Activity =>
Copy exactly, please, each line of the data below until the line that contains "Bonds: Bi1–C2, Bi1–C6, Bi1–F10." has been copied, beginning at the top.

Data extract =>
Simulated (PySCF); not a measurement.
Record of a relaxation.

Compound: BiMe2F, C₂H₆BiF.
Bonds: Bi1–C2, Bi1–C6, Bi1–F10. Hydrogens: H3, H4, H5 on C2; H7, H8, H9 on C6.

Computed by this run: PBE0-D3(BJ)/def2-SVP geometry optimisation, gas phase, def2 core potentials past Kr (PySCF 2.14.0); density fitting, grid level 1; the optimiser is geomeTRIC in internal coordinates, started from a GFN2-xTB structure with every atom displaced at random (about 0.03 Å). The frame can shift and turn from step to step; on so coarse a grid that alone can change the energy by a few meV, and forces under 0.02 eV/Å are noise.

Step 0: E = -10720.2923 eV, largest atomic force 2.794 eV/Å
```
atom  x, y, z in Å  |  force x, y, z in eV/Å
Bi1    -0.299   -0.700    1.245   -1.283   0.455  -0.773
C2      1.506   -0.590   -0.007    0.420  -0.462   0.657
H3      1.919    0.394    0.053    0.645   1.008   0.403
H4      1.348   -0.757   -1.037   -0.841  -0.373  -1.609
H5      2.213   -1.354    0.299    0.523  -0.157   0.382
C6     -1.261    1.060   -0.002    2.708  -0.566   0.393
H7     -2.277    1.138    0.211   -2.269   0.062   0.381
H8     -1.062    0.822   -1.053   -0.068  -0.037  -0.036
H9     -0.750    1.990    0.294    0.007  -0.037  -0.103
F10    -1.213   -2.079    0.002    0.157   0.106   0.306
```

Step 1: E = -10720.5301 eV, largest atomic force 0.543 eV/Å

Task result =>
Simulated (PySCF); not a measurement.
Record of a relaxation.

Compound: BiMe2F, C₂H₆BiF.
Bonds: Bi1–C2, Bi1–C6, Bi1–F10. Hydrogens: H3, H4, H5 on C2; H7, H8, H9 on C6.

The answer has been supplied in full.